_LISTED ENTRIES_:
————————

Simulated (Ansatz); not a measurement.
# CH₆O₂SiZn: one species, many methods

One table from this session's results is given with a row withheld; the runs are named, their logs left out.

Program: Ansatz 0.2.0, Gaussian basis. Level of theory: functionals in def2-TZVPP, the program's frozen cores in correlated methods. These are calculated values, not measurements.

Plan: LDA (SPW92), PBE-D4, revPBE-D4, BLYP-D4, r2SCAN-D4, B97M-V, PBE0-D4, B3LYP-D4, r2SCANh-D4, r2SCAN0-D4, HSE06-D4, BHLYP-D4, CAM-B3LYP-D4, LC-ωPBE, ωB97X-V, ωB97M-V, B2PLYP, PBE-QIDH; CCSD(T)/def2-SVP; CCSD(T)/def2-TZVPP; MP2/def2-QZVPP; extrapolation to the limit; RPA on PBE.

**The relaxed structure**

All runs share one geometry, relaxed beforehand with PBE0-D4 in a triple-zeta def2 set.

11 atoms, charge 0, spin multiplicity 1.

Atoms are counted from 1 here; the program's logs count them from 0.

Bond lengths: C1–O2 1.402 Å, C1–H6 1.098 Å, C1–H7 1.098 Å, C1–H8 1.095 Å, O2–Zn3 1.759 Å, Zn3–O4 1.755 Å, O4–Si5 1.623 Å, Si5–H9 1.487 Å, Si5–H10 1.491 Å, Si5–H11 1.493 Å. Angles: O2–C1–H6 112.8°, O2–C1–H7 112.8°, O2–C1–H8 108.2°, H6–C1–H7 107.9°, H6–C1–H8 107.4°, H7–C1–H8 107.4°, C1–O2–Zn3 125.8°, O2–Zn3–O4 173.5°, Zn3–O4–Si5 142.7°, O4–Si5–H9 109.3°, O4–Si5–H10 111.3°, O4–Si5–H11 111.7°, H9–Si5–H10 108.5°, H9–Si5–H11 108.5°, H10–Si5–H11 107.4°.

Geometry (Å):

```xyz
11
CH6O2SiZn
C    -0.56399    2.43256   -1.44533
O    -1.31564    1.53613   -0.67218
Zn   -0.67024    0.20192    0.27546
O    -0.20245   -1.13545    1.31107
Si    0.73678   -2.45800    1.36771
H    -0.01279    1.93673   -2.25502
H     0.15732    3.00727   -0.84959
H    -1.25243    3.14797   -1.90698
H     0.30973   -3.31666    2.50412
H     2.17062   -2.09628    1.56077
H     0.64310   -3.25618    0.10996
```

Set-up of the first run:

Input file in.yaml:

————————

_ACTIVITY_:
Reproduce precisely, and with no line left out, each line from the top of the entries through the line that carries "Set-up of the".

_REPLY_:
Simulated (Ansatz); not a measurement.
# CH₆O₂SiZn: one species, many methods

One table from this session's results is given with a row withheld; the runs are named, their logs left out.

Program: Ansatz 0.2.0, Gaussian basis. Level of theory: functionals in def2-TZVPP, the program's frozen cores in correlated methods. These are calculated values, not measurements.

Plan: LDA (SPW92), PBE-D4, revPBE-D4, BLYP-D4, r2SCAN-D4, B97M-V, PBE0-D4, B3LYP-D4, r2SCANh-D4, r2SCAN0-D4, HSE06-D4, BHLYP-D4, CAM-B3LYP-D4, LC-ωPBE, ωB97X-V, ωB97M-V, B2PLYP, PBE-QIDH; CCSD(T)/def2-SVP; CCSD(T)/def2-TZVPP; MP2/def2-QZVPP; extrapolation to the limit; RPA on PBE.

**The relaxed structure**

All runs share one geometry, relaxed beforehand with PBE0-D4 in a triple-zeta def2 set.

11 atoms, charge 0, spin multiplicity 1.

Atoms are counted from 1 here; the program's logs count them from 0.

Bond lengths: C1–O2 1.402 Å, C1–H6 1.098 Å, C1–H7 1.098 Å, C1–H8 1.095 Å, O2–Zn3 1.759 Å, Zn3–O4 1.755 Å, O4–Si5 1.623 Å, Si5–H9 1.487 Å, Si5–H10 1.491 Å, Si5–H11 1.493 Å. Angles: O2–C1–H6 112.8°, O2–C1–H7 112.8°, O2–C1–H8 108.2°, H6–C1–H7 107.9°, H6–C1–H8 107.4°, H7–C1–H8 107.4°, C1–O2–Zn3 125.8°, O2–Zn3–O4 173.5°, Zn3–O4–Si5 142.7°, O4–Si5–H9 109.3°, O4–Si5–H10 111.3°, O4–Si5–H11 111.7°, H9–Si5–H10 108.5°, H9–Si5–H11 108.5°, H10–Si5–H11 107.4°.

Geometry (Å):

```xyz
11
CH6O2SiZn
C    -0.56399    2.43256   -1.44533
O    -1.31564    1.53613   -0.67218
Zn   -0.67024    0.20192    0.27546
O    -0.20245   -1.13545    1.31107
Si    0.73678   -2.45800    1.36771
H    -0.01279    1.93673   -2.25502
H     0.15732    3.00727   -0.84959
H    -1.25243    3.14797   -1.90698
H     0.30973   -3.31666    2.50412
H     2.17062   -2.09628    1.56077
H     0.64310   -3.25618    0.10996
```

Set-up of the first run:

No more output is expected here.